## WORK TASK
A complete, word-for-word restatement of the entries is needed.

## INFORMATION PROVIDED
+-------+
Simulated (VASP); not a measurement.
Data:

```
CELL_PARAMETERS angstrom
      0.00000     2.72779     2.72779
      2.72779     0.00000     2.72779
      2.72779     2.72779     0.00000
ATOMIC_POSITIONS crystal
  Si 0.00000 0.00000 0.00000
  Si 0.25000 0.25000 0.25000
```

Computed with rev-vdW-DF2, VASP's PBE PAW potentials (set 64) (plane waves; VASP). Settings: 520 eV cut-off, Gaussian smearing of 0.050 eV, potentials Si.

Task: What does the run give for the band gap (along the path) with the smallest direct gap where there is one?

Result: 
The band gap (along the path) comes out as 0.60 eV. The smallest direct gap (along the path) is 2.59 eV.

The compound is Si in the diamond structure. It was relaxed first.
+-------+

## YOUR SOLUTION
Simulated (VASP); not a measurement.
Data:

```
CELL_PARAMETERS angstrom
      0.00000     2.72779     2.72779
      2.72779     0.00000     2.72779
      2.72779     2.72779     0.00000
ATOMIC_POSITIONS crystal
  Si 0.00000 0.00000 0.00000
  Si 0.25000 0.25000 0.25000
```

Computed with rev-vdW-DF2, VASP's PBE PAW potentials (set 64) (plane waves; VASP). Settings: 520 eV cut-off, Gaussian smearing of 0.050 eV, potentials Si.

Task: What does the run give for the band gap (along the path) with the smallest direct gap where there is one?

Result: 
The band gap (along the path) comes out as 0.60 eV. The smallest direct gap (along the path) is 2.59 eV.

The compound is Si in the diamond structure. It was relaxed first.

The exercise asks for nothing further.